Requirement: Copy verbatim the material from its first line to the line that holds "Result: Relaxed volume", including that line.

Dataset excerpts:
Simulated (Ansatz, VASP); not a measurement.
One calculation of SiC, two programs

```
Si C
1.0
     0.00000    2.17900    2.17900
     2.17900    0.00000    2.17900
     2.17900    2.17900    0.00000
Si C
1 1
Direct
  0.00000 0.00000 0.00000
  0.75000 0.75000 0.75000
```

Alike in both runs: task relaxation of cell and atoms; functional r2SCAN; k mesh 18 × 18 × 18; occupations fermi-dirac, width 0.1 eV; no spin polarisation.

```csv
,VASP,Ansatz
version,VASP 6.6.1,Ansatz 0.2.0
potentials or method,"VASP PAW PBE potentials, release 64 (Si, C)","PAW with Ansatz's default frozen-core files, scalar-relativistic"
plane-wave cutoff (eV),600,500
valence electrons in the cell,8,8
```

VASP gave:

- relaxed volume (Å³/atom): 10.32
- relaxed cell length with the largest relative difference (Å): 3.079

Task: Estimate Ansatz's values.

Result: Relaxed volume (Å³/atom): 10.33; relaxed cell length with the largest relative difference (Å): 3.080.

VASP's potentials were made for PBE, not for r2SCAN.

Result:
Simulated (Ansatz, VASP); not a measurement.
One calculation of SiC, two programs

```
Si C
1.0
     0.00000    2.17900    2.17900
     2.17900    0.00000    2.17900
     2.17900    2.17900    0.00000
Si C
1 1
Direct
  0.00000 0.00000 0.00000
  0.75000 0.75000 0.75000
```

Alike in both runs: task relaxation of cell and atoms; functional r2SCAN; k mesh 18 × 18 × 18; occupations fermi-dirac, width 0.1 eV; no spin polarisation.

```csv
,VASP,Ansatz
version,VASP 6.6.1,Ansatz 0.2.0
potentials or method,"VASP PAW PBE potentials, release 64 (Si, C)","PAW with Ansatz's default frozen-core files, scalar-relativistic"
plane-wave cutoff (eV),600,500
valence electrons in the cell,8,8
```

VASP gave:

- relaxed volume (Å³/atom): 10.32
- relaxed cell length with the largest relative difference (Å): 3.079

Task: Estimate Ansatz's values.

Result: Relaxed volume (Å³/atom): 10.33; relaxed cell length with the largest relative difference (Å): 3.080.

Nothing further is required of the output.